INFORMATION SHOWN:
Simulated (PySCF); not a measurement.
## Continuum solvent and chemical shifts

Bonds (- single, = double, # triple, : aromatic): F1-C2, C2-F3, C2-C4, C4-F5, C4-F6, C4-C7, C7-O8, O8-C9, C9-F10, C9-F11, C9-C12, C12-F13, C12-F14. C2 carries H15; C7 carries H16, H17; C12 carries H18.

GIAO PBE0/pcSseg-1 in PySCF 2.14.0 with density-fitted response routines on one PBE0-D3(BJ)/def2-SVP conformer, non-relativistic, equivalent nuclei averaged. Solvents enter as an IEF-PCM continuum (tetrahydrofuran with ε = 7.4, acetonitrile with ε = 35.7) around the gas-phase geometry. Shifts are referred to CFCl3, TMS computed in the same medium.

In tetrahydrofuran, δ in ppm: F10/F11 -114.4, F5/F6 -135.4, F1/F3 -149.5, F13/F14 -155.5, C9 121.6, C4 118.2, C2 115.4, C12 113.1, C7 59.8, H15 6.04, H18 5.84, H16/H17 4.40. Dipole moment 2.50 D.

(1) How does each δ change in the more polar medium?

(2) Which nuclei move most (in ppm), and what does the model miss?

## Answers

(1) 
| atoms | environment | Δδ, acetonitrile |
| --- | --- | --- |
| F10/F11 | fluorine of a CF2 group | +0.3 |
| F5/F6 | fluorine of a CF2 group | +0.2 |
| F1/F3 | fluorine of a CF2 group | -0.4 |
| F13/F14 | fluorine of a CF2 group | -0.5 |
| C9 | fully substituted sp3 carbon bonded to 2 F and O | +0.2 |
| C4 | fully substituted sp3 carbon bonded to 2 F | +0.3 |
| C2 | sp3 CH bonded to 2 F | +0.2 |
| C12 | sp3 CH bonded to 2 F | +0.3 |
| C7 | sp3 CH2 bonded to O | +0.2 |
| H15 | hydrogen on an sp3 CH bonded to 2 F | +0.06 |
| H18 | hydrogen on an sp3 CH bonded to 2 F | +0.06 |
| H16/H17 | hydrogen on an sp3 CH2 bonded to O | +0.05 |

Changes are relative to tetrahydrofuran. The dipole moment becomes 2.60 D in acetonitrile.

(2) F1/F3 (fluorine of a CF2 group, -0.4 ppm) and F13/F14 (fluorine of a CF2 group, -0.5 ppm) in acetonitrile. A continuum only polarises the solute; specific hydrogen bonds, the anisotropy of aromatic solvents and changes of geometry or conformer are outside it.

ASSIGNMENT: Would you set down, word for word, the lines from the opening of the entries above through the line with "Bonds (- single, = double, #", both included, and no others?

TASK RESULT:
Simulated (PySCF); not a measurement.
## Continuum solvent and chemical shifts

Bonds (- single, = double, # triple, : aromatic): F1-C2, C2-F3, C2-C4, C4-F5, C4-F6, C4-C7, C7-O8, O8-C9, C9-F10, C9-F11, C9-C12, C12-F13, C12-F14. C2 carries H15; C7 carries H16, H17; C12 carries H18.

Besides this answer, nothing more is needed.